*Assignment:*
Each entry needs to be given again, character for character.

*Given entries:*
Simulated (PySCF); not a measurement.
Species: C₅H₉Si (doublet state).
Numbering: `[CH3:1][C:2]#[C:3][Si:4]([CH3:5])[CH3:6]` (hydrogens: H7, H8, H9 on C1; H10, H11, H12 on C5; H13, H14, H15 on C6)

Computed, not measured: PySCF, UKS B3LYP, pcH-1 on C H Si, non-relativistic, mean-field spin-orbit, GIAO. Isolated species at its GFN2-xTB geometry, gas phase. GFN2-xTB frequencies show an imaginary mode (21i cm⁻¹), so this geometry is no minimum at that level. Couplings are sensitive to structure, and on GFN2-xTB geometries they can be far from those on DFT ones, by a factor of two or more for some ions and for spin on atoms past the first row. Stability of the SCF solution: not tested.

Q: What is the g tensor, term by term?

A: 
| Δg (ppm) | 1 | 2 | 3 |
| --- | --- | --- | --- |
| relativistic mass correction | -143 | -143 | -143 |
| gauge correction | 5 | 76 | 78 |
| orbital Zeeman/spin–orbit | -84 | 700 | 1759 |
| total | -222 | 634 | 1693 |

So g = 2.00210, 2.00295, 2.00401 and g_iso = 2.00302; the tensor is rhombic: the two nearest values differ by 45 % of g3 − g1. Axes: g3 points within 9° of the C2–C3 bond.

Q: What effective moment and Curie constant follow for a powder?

*Written solution:*
Simulated (PySCF); not a measurement.
Species: C₅H₉Si (doublet state).
Numbering: `[CH3:1][C:2]#[C:3][Si:4]([CH3:5])[CH3:6]` (hydrogens: H7, H8, H9 on C1; H10, H11, H12 on C5; H13, H14, H15 on C6)

Computed, not measured: PySCF, UKS B3LYP, pcH-1 on C H Si, non-relativistic, mean-field spin-orbit, GIAO. Isolated species at its GFN2-xTB geometry, gas phase. GFN2-xTB frequencies show an imaginary mode (21i cm⁻¹), so this geometry is no minimum at that level. Couplings are sensitive to structure, and on GFN2-xTB geometries they can be far from those on DFT ones, by a factor of two or more for some ions and for spin on atoms past the first row. Stability of the SCF solution: not tested.

Q: What is the g tensor, term by term?

A: 
| Δg (ppm) | 1 | 2 | 3 |
| --- | --- | --- | --- |
| relativistic mass correction | -143 | -143 | -143 |
| gauge correction | 5 | 76 | 78 |
| orbital Zeeman/spin–orbit | -84 | 700 | 1759 |
| total | -222 | 634 | 1693 |

So g = 2.00210, 2.00295, 2.00401 and g_iso = 2.00302; the tensor is rhombic: the two nearest values differ by 45 % of g3 − g1. Axes: g3 points within 9° of the C2–C3 bond.

Q: What effective moment and Curie constant follow for a powder?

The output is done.